▶ _Activity_: Print, exactly as written, every line from the first line of the records below through the line containing "### What happens along the run?", and nothing further.

▶ _Provided data_:
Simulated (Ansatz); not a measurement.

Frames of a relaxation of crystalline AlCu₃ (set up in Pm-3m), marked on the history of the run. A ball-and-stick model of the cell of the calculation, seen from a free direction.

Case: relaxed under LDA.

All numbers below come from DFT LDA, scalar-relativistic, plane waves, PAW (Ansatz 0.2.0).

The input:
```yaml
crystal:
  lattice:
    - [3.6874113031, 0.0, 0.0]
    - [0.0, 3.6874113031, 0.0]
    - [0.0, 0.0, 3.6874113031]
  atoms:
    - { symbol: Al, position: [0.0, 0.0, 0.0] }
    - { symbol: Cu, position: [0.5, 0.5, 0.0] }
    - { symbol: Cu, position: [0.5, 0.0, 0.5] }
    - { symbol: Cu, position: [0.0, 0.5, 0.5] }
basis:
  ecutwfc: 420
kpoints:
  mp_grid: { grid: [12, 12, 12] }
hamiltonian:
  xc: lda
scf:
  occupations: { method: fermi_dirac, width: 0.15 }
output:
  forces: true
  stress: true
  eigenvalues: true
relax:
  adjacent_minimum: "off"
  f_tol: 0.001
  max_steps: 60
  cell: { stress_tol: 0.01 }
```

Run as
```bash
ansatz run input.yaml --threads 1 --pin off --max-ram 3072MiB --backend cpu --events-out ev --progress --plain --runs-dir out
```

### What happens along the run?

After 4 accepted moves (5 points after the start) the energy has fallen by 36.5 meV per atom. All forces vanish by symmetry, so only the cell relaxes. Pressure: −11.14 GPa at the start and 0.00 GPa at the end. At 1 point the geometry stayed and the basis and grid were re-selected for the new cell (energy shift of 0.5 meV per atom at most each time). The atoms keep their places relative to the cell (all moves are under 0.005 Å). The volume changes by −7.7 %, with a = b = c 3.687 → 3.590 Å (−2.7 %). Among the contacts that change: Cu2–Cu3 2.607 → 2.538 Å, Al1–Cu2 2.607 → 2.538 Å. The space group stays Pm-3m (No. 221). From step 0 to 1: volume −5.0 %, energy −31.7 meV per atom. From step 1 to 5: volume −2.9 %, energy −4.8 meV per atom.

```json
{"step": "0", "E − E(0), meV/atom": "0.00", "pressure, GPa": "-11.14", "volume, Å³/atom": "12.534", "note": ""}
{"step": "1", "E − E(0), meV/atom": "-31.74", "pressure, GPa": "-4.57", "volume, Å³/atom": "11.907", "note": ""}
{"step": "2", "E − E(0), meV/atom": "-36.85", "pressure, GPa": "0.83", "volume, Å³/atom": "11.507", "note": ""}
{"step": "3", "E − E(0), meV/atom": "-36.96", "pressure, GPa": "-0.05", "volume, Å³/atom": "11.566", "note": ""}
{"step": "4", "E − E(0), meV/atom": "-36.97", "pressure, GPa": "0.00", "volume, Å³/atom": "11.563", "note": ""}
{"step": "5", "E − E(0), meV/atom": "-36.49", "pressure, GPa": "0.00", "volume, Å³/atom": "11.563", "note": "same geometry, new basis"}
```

▶ _Exercise result_:
Simulated (Ansatz); not a measurement.

Frames of a relaxation of crystalline AlCu₃ (set up in Pm-3m), marked on the history of the run. A ball-and-stick model of the cell of the calculation, seen from a free direction.

Case: relaxed under LDA.

All numbers below come from DFT LDA, scalar-relativistic, plane waves, PAW (Ansatz 0.2.0).

The input:
```yaml
crystal:
  lattice:
    - [3.6874113031, 0.0, 0.0]
    - [0.0, 3.6874113031, 0.0]
    - [0.0, 0.0, 3.6874113031]
  atoms:
    - { symbol: Al, position: [0.0, 0.0, 0.0] }
    - { symbol: Cu, position: [0.5, 0.5, 0.0] }
    - { symbol: Cu, position: [0.5, 0.0, 0.5] }
    - { symbol: Cu, position: [0.0, 0.5, 0.5] }
basis:
  ecutwfc: 420
kpoints:
  mp_grid: { grid: [12, 12, 12] }
hamiltonian:
  xc: lda
scf:
  occupations: { method: fermi_dirac, width: 0.15 }
output:
  forces: true
  stress: true
  eigenvalues: true
relax:
  adjacent_minimum: "off"
  f_tol: 0.001
  max_steps: 60
  cell: { stress_tol: 0.01 }
```

Run as
```bash
ansatz run input.yaml --threads 1 --pin off --max-ram 3072MiB --backend cpu --events-out ev --progress --plain --runs-dir out
```

### What happens along the run?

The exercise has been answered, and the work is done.